▬▬▬▬▬▬▬▬▬▬
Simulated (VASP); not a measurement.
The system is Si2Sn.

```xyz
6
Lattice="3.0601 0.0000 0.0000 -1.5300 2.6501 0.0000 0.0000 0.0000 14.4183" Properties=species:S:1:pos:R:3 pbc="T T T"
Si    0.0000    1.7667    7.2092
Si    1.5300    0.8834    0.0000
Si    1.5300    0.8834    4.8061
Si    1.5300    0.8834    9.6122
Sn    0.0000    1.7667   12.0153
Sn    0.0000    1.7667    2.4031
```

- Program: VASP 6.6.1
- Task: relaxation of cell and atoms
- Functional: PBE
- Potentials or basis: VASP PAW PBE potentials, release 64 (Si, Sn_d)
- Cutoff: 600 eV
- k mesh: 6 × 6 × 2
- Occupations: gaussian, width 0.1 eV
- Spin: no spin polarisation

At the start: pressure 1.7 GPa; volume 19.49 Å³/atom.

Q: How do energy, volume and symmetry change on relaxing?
▬▬▬▬▬▬▬▬▬▬

* [ACTION ITEM]: Faithfully reproduce all of the material.

* [ANSWER BOX]:
Simulated (VASP); not a measurement.
The system is Si2Sn.

```xyz
6
Lattice="3.0601 0.0000 0.0000 -1.5300 2.6501 0.0000 0.0000 0.0000 14.4183" Properties=species:S:1:pos:R:3 pbc="T T T"
Si    0.0000    1.7667    7.2092
Si    1.5300    0.8834    0.0000
Si    1.5300    0.8834    4.8061
Si    1.5300    0.8834    9.6122
Sn    0.0000    1.7667   12.0153
Sn    0.0000    1.7667    2.4031
```

- Program: VASP 6.6.1
- Task: relaxation of cell and atoms
- Functional: PBE
- Potentials or basis: VASP PAW PBE potentials, release 64 (Si, Sn_d)
- Cutoff: 600 eV
- k mesh: 6 × 6 × 2
- Occupations: gaussian, width 0.1 eV
- Spin: no spin polarisation

At the start: pressure 1.7 GPa; volume 19.49 Å³/atom.

Q: How do energy, volume and symmetry change on relaxing?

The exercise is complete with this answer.